*Assigned task*
Nothing in the data may be altered; restate all of it exactly.

Segment Start: Extracted information
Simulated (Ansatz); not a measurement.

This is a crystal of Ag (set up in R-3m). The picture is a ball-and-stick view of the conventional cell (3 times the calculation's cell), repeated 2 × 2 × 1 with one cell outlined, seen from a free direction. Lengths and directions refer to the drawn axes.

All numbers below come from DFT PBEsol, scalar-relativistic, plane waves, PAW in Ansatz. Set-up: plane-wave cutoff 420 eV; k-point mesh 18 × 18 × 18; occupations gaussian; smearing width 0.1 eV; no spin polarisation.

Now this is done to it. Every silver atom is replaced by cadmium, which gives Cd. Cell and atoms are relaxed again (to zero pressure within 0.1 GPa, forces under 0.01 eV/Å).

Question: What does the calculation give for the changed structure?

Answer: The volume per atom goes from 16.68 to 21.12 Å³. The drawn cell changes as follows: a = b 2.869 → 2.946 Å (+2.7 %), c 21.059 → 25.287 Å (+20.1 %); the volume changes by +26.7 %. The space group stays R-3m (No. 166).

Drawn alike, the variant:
Segment End: Extracted information

*Task response*
Simulated (Ansatz); not a measurement.

This is a crystal of Ag (set up in R-3m). The picture is a ball-and-stick view of the conventional cell (3 times the calculation's cell), repeated 2 × 2 × 1 with one cell outlined, seen from a free direction. Lengths and directions refer to the drawn axes.

All numbers below come from DFT PBEsol, scalar-relativistic, plane waves, PAW in Ansatz. Set-up: plane-wave cutoff 420 eV; k-point mesh 18 × 18 × 18; occupations gaussian; smearing width 0.1 eV; no spin polarisation.

Now this is done to it. Every silver atom is replaced by cadmium, which gives Cd. Cell and atoms are relaxed again (to zero pressure within 0.1 GPa, forces under 0.01 eV/Å).

Question: What does the calculation give for the changed structure?

Answer: The volume per atom goes from 16.68 to 21.12 Å³. The drawn cell changes as follows: a = b 2.869 → 2.946 Å (+2.7 %), c 21.059 → 25.287 Å (+20.1 %); the volume changes by +26.7 %. The space group stays R-3m (No. 166).

Drawn alike, the variant:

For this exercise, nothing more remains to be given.